Material shown:
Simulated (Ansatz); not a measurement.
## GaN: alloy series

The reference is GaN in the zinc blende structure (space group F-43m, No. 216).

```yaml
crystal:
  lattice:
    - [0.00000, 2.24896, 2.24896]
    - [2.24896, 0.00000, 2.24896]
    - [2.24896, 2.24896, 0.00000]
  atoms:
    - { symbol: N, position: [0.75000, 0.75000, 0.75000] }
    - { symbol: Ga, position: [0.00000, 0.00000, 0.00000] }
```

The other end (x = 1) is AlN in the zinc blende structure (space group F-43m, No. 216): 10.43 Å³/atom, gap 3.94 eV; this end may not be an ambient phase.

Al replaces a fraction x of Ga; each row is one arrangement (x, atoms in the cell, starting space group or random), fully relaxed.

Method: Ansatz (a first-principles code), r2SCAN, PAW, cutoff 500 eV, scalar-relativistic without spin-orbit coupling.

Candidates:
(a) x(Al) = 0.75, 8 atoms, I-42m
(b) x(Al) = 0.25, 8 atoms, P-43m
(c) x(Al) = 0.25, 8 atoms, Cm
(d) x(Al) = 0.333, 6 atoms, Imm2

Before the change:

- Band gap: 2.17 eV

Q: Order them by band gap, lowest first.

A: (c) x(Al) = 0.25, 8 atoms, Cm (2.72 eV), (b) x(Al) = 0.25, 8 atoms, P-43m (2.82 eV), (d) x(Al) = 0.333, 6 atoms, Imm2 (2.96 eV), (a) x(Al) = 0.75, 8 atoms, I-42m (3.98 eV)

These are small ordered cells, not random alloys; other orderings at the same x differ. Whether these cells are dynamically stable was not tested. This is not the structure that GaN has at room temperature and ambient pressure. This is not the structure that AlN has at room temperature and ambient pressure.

Requirement: The stretch of entries above that starts with the line containing "Al replaces a" and goes on through the line containing "A: (c) x(Al)" is to be transcribed exactly, and no other line is to be transcribed.

Exercise solution:
Al replaces a fraction x of Ga; each row is one arrangement (x, atoms in the cell, starting space group or random), fully relaxed.

Method: Ansatz (a first-principles code), r2SCAN, PAW, cutoff 500 eV, scalar-relativistic without spin-orbit coupling.

Candidates:
(a) x(Al) = 0.75, 8 atoms, I-42m
(b) x(Al) = 0.25, 8 atoms, P-43m
(c) x(Al) = 0.25, 8 atoms, Cm
(d) x(Al) = 0.333, 6 atoms, Imm2

Before the change:

- Band gap: 2.17 eV

Q: Order them by band gap, lowest first.

A: (c) x(Al) = 0.25, 8 atoms, Cm (2.72 eV), (b) x(Al) = 0.25, 8 atoms, P-43m (2.82 eV), (d) x(Al) = 0.333, 6 atoms, Imm2 (2.96 eV), (a) x(Al) = 0.75, 8 atoms, I-42m (3.98 eV)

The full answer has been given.